↓↓↓
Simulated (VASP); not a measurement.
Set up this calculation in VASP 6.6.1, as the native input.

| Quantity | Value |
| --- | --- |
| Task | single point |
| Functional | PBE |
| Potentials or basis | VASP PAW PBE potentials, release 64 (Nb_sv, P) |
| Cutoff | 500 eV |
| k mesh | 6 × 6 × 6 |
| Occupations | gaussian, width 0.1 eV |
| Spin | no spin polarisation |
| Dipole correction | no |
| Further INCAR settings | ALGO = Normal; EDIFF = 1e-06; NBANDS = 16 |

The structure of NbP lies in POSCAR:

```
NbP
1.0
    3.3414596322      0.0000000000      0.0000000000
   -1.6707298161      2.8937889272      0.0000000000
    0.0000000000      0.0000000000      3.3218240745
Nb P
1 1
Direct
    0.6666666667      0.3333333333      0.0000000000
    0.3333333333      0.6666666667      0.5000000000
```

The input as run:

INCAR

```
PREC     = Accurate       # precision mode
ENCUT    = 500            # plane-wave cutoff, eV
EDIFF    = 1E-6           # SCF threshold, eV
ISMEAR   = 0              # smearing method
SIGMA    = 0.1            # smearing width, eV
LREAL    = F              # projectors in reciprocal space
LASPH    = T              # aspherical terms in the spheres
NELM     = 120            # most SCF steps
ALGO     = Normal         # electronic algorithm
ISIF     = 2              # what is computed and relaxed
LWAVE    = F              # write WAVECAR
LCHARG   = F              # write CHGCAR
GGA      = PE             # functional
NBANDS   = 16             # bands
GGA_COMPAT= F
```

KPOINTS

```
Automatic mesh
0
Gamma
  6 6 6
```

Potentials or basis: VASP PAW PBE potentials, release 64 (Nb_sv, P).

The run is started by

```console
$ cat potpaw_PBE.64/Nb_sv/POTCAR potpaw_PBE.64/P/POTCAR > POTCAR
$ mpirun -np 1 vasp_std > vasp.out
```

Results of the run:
↑↑↑

● **Requirement**
What is needed is a verbatim copy of every line in the records above from the one containing "Set up this" down to the one containing "spin polarisation |", both included, and nothing more.

● **Your response**
Set up this calculation in VASP 6.6.1, as the native input.

| Quantity | Value |
| --- | --- |
| Task | single point |
| Functional | PBE |
| Potentials or basis | VASP PAW PBE potentials, release 64 (Nb_sv, P) |
| Cutoff | 500 eV |
| k mesh | 6 × 6 × 6 |
| Occupations | gaussian, width 0.1 eV |
| Spin | no spin polarisation |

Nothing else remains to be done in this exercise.